──────

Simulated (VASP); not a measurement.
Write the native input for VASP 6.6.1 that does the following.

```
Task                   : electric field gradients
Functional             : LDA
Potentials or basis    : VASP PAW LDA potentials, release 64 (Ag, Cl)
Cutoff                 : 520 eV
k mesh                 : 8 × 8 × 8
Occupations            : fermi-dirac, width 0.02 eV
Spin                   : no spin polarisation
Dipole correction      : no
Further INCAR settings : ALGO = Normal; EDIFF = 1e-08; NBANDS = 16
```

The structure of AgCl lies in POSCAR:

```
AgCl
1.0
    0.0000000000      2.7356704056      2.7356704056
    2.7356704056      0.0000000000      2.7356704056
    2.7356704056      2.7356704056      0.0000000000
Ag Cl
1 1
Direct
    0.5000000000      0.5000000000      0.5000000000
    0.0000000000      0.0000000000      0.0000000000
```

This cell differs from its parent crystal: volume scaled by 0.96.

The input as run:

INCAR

──────

Assignment: Each entry needs to be given again exactly as it stands.

Your response:
Simulated (VASP); not a measurement.
Write the native input for VASP 6.6.1 that does the following.

```
Task                   : electric field gradients
Functional             : LDA
Potentials or basis    : VASP PAW LDA potentials, release 64 (Ag, Cl)
Cutoff                 : 520 eV
k mesh                 : 8 × 8 × 8
Occupations            : fermi-dirac, width 0.02 eV
Spin                   : no spin polarisation
Dipole correction      : no
Further INCAR settings : ALGO = Normal; EDIFF = 1e-08; NBANDS = 16
```

The structure of AgCl lies in POSCAR:

```
AgCl
1.0
    0.0000000000      2.7356704056      2.7356704056
    2.7356704056      0.0000000000      2.7356704056
    2.7356704056      2.7356704056      0.0000000000
Ag Cl
1 1
Direct
    0.5000000000      0.5000000000      0.5000000000
    0.0000000000      0.0000000000      0.0000000000
```

This cell differs from its parent crystal: volume scaled by 0.96.

The input as run:

INCAR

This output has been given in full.